**Exercise**
Copy verbatim the block of lines in the entries below whose first line contains "These are results" and whose last line contains "Q: Which system is this?". Leave out all other lines.

**Data**
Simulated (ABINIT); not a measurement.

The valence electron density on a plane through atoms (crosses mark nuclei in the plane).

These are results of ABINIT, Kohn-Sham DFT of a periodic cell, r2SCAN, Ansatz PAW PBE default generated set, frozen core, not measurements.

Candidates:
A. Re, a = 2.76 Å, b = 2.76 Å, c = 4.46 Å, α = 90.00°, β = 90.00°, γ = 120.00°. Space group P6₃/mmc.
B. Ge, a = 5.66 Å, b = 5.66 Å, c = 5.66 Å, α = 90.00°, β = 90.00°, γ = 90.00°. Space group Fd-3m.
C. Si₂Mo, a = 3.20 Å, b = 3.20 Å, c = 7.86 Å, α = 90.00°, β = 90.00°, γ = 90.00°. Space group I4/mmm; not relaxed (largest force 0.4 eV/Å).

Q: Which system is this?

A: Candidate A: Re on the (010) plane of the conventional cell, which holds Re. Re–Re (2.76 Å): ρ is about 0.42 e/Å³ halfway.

**Task response**
These are results of ABINIT, Kohn-Sham DFT of a periodic cell, r2SCAN, Ansatz PAW PBE default generated set, frozen core, not measurements.

Candidates:
A. Re, a = 2.76 Å, b = 2.76 Å, c = 4.46 Å, α = 90.00°, β = 90.00°, γ = 120.00°. Space group P6₃/mmc.
B. Ge, a = 5.66 Å, b = 5.66 Å, c = 5.66 Å, α = 90.00°, β = 90.00°, γ = 90.00°. Space group Fd-3m.
C. Si₂Mo, a = 3.20 Å, b = 3.20 Å, c = 7.86 Å, α = 90.00°, β = 90.00°, γ = 90.00°. Space group I4/mmm; not relaxed (largest force 0.4 eV/Å).

Q: Which system is this?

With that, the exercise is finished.